▶ REQUIRED ACTION:
Retype all the records with nothing changed.

▶ DATASET RECORDS:
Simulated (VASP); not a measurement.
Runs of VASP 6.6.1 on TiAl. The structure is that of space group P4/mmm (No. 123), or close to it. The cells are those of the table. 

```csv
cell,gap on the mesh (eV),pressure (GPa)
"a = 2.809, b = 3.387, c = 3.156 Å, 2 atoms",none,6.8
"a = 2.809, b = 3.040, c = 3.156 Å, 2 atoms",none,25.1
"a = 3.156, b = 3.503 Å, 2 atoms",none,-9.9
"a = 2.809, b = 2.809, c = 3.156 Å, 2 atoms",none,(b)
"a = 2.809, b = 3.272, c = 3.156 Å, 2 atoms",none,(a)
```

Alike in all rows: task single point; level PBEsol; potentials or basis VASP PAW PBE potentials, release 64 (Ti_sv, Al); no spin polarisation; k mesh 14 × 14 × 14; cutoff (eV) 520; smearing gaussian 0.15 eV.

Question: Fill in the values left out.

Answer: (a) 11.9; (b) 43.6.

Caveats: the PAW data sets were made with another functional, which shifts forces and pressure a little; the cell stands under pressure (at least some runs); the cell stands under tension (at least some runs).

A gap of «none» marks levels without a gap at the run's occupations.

▶ ANSWER BOX:
Simulated (VASP); not a measurement.
Runs of VASP 6.6.1 on TiAl. The structure is that of space group P4/mmm (No. 123), or close to it. The cells are those of the table. 

```csv
cell,gap on the mesh (eV),pressure (GPa)
"a = 2.809, b = 3.387, c = 3.156 Å, 2 atoms",none,6.8
"a = 2.809, b = 3.040, c = 3.156 Å, 2 atoms",none,25.1
"a = 3.156, b = 3.503 Å, 2 atoms",none,-9.9
"a = 2.809, b = 2.809, c = 3.156 Å, 2 atoms",none,(b)
"a = 2.809, b = 3.272, c = 3.156 Å, 2 atoms",none,(a)
```

Alike in all rows: task single point; level PBEsol; potentials or basis VASP PAW PBE potentials, release 64 (Ti_sv, Al); no spin polarisation; k mesh 14 × 14 × 14; cutoff (eV) 520; smearing gaussian 0.15 eV.

Question: Fill in the values left out.

Answer: (a) 11.9; (b) 43.6.

Caveats: the PAW data sets were made with another functional, which shifts forces and pressure a little; the cell stands under pressure (at least some runs); the cell stands under tension (at least some runs).

A gap of «none» marks levels without a gap at the run's occupations.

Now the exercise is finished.